Requirement
Print each line from the start of the records below up through the line where "PBE0 throughout (PySCF), one" is found, exactly as given.

□ □ □ □ □ □ □
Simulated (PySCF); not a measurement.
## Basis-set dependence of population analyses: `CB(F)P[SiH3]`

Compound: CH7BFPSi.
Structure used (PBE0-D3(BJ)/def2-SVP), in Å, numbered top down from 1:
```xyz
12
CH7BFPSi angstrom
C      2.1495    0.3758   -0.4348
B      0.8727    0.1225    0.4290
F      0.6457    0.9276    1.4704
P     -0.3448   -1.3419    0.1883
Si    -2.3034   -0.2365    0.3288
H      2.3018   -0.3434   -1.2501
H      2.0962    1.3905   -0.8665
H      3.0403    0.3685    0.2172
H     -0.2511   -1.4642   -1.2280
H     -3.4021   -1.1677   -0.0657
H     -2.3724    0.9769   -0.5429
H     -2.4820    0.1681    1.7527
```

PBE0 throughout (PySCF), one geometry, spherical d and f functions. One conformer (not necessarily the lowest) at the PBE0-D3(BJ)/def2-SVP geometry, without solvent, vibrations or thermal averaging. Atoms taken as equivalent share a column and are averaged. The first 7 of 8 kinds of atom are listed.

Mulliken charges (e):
□ □ □ □ □ □ □

Your solution
Simulated (PySCF); not a measurement.
## Basis-set dependence of population analyses: `CB(F)P[SiH3]`

Compound: CH7BFPSi.
Structure used (PBE0-D3(BJ)/def2-SVP), in Å, numbered top down from 1:
```xyz
12
CH7BFPSi angstrom
C      2.1495    0.3758   -0.4348
B      0.8727    0.1225    0.4290
F      0.6457    0.9276    1.4704
P     -0.3448   -1.3419    0.1883
Si    -2.3034   -0.2365    0.3288
H      2.3018   -0.3434   -1.2501
H      2.0962    1.3905   -0.8665
H      3.0403    0.3685    0.2172
H     -0.2511   -1.4642   -1.2280
H     -3.4021   -1.1677   -0.0657
H     -2.3724    0.9769   -0.5429
H     -2.4820    0.1681    1.7527
```

PBE0 throughout (PySCF), one geometry, spherical d and f functions. One conformer (not necessarily the lowest) at the PBE0-D3(BJ)/def2-SVP geometry, without solvent, vibrations or thermal averaging. Atoms taken as equivalent share a column and are averaged. The first 7 of 8 kinds of atom are listed.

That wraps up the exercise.